Print the whole listing, character for character.

--- Data under study Enclosed Below ---
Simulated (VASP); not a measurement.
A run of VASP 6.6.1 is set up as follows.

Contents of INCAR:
--- End of Enclosed Data under study ---

* **Solution**
Simulated (VASP); not a measurement.
A run of VASP 6.6.1 is set up as follows.

Contents of INCAR:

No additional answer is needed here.